_Dataset records:_
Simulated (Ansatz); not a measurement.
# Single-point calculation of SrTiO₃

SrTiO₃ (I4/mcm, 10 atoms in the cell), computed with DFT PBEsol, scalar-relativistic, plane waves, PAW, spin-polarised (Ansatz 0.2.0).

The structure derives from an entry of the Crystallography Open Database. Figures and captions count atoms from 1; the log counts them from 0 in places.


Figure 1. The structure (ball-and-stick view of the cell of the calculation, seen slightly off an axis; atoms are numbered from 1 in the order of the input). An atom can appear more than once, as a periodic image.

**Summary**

_Task item:_ None of the records may be omitted or altered when they are given again.

_Written reply:_
Simulated (Ansatz); not a measurement.
# Single-point calculation of SrTiO₃

SrTiO₃ (I4/mcm, 10 atoms in the cell), computed with DFT PBEsol, scalar-relativistic, plane waves, PAW, spin-polarised (Ansatz 0.2.0).

The structure derives from an entry of the Crystallography Open Database. Figures and captions count atoms from 1; the log counts them from 0 in places.


Figure 1. The structure (ball-and-stick view of the cell of the calculation, seen slightly off an axis; atoms are numbered from 1 in the order of the input). An atom can appear more than once, as a periodic image.

**Summary**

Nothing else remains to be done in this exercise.